# EXTRACTED DATA
=== Section Start ===
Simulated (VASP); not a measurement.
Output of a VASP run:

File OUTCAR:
=== Section End ===

# WORK TASK
Set down the complete listing once more, exactly as it appears.

# TASK OUTPUT
Simulated (VASP); not a measurement.
Output of a VASP run:

File OUTCAR:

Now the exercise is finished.